● **Required action**: Given the records below, would you repeat exactly the lines that begin at the one containing "A closed system" and end at the one containing "- x(H2O) = 0.0500", inclusive?

● **Data extract**:
◇ ◇ ◇ ◇

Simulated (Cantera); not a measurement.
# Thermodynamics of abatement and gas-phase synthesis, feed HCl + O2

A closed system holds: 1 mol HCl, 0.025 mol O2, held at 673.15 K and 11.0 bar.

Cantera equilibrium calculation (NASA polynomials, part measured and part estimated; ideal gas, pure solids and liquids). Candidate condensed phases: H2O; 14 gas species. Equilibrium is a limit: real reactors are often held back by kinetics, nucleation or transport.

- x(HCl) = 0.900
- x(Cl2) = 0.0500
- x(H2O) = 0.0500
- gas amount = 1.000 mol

◇ ◇ ◇ ◇

● **Response box**:
A closed system holds: 1 mol HCl, 0.025 mol O2, held at 673.15 K and 11.0 bar.

Cantera equilibrium calculation (NASA polynomials, part measured and part estimated; ideal gas, pure solids and liquids). Candidate condensed phases: H2O; 14 gas species. Equilibrium is a limit: real reactors are often held back by kinetics, nucleation or transport.

- x(HCl) = 0.900
- x(Cl2) = 0.0500
- x(H2O) = 0.0500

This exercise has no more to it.